* Assigned task: Nothing outside the range below should be printed. Output exactly the lines from the line with "4600 | C(graphite) | 0.0 |" to the line with "C(graphite) | 96.3 |", both included.

[Study material]
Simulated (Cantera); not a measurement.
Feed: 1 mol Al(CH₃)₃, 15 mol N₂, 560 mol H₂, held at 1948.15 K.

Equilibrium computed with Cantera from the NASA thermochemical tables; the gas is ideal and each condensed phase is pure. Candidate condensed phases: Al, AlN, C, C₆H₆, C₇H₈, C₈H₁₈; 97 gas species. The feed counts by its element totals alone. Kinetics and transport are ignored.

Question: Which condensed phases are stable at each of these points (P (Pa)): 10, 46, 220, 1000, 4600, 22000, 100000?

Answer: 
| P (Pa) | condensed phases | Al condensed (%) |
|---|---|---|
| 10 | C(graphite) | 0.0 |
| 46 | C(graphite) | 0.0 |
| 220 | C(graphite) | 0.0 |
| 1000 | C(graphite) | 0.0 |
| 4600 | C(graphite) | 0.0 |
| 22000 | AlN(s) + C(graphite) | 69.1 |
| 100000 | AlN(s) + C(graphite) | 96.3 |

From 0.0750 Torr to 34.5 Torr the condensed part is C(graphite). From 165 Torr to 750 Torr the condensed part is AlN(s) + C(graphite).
[/Study material]

* Problem solution:
| 4600 | C(graphite) | 0.0 |
| 22000 | AlN(s) + C(graphite) | 69.1 |
| 100000 | AlN(s) + C(graphite) | 96.3 |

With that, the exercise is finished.